■ **Data**:
○ ○ ○

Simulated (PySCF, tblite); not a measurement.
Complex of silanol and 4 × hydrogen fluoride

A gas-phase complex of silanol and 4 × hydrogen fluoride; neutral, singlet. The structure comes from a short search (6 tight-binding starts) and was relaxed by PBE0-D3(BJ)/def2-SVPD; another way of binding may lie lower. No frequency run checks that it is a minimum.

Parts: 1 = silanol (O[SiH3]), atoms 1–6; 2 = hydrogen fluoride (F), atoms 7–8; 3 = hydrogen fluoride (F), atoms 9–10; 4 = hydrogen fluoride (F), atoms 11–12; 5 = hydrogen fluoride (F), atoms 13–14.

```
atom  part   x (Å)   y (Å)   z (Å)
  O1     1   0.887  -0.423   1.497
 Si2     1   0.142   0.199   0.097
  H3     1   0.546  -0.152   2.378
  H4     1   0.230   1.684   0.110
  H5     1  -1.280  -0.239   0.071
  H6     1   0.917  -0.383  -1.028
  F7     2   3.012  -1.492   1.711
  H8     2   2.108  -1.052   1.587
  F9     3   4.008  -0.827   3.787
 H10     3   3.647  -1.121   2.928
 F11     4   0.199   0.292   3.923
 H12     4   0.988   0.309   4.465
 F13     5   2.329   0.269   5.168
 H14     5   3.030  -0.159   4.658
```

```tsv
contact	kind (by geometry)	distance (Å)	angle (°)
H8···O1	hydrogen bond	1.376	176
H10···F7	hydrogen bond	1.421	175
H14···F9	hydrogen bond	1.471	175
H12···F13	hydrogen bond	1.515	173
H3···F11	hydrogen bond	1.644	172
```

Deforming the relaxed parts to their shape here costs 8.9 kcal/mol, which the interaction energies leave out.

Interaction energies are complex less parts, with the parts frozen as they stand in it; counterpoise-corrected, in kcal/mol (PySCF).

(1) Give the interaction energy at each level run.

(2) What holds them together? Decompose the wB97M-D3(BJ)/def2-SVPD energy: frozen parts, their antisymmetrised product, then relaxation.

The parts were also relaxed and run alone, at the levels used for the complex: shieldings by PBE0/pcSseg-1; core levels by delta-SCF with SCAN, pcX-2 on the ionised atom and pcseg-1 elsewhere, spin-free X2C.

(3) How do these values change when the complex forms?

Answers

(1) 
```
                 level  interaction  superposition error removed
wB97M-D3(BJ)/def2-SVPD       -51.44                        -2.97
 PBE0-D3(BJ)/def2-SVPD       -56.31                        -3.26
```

○ ○ ○

■ **Work item**: Give back exactly the lines of the listing, starting with the first and ending with the one bearing "A gas-phase complex". Add no other lines.

■ **Response**:
Simulated (PySCF, tblite); not a measurement.
Complex of silanol and 4 × hydrogen fluoride

A gas-phase complex of silanol and 4 × hydrogen fluoride; neutral, singlet. The structure comes from a short search (6 tight-binding starts) and was relaxed by PBE0-D3(BJ)/def2-SVPD; another way of binding may lie lower. No frequency run checks that it is a minimum.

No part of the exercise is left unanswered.